WORK ITEM
Whatever the records below say, write them all out exactly.

EXTRACTED MATERIAL
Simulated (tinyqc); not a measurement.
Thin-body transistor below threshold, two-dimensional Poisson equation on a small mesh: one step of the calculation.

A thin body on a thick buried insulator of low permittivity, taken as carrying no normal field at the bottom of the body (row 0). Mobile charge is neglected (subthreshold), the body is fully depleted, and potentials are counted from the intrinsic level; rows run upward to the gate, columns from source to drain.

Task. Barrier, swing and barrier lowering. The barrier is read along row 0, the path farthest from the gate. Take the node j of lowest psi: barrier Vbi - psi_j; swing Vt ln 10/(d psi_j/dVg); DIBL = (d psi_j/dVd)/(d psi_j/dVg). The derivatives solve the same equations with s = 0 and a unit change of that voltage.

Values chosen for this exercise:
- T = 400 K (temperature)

EXERCISE RESPONSE
Simulated (tinyqc); not a measurement.
Thin-body transistor below threshold, two-dimensional Poisson equation on a small mesh: one step of the calculation.

A thin body on a thick buried insulator of low permittivity, taken as carrying no normal field at the bottom of the body (row 0). Mobile charge is neglected (subthreshold), the body is fully depleted, and potentials are counted from the intrinsic level; rows run upward to the gate, columns from source to drain.

Task. Barrier, swing and barrier lowering. The barrier is read along row 0, the path farthest from the gate. Take the node j of lowest psi: barrier Vbi - psi_j; swing Vt ln 10/(d psi_j/dVg); DIBL = (d psi_j/dVd)/(d psi_j/dVg). The derivatives solve the same equations with s = 0 and a unit change of that voltage.

Values chosen for this exercise:
- T = 400 K (temperature)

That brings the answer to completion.